· · · · · · ·
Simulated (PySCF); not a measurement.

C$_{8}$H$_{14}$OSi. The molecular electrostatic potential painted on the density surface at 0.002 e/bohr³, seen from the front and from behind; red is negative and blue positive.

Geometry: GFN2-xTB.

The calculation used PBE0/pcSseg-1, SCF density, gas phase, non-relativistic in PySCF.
· · · · · · ·

Requirement: Each record above, from first to last, should be written out again exactly.

Task result:
Simulated (PySCF); not a measurement.

C$_{8}$H$_{14}$OSi. The molecular electrostatic potential painted on the density surface at 0.002 e/bohr³, seen from the front and from behind; red is negative and blue positive.

Geometry: GFN2-xTB.

The calculation used PBE0/pcSseg-1, SCF density, gas phase, non-relativistic in PySCF.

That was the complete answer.